MATERIAL PROVIDED →

- - - - -

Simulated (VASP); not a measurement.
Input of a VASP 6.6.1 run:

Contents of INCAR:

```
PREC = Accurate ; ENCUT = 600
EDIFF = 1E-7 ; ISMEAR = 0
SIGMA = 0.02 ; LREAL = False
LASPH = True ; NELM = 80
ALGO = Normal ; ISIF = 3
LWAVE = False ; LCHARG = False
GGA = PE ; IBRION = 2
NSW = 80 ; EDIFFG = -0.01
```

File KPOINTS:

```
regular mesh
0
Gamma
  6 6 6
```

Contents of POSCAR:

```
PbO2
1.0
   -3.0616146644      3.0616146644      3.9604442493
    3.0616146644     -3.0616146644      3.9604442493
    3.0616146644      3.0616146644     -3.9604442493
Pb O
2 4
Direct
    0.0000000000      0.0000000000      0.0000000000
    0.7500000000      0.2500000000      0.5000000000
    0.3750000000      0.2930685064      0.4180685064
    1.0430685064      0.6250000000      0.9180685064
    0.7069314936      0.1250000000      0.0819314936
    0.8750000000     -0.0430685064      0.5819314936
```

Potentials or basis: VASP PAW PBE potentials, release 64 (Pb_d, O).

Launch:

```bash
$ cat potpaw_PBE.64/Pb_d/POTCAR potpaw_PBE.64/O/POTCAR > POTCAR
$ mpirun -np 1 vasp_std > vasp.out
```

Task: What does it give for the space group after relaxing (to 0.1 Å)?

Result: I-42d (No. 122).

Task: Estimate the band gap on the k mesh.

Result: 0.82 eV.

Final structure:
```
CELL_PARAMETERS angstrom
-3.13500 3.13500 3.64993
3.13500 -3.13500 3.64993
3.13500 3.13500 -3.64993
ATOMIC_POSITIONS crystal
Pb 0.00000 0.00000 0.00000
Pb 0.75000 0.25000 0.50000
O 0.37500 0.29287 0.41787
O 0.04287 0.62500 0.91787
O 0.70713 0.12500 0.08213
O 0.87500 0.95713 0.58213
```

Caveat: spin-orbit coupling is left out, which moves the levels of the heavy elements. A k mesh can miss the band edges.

- - - - -

ACTION ITEM → An exact, complete copy of the lines above from the one with "Potentials or basis: VASP" through the one with "Task: Estimate the band gap on the k mesh." is the whole answer.

YOUR RESPONSE →
Potentials or basis: VASP PAW PBE potentials, release 64 (Pb_d, O).

Launch:

```bash
$ cat potpaw_PBE.64/Pb_d/POTCAR potpaw_PBE.64/O/POTCAR > POTCAR
$ mpirun -np 1 vasp_std > vasp.out
```

Task: What does it give for the space group after relaxing (to 0.1 Å)?

Result: I-42d (No. 122).

Task: Estimate the band gap on the k mesh.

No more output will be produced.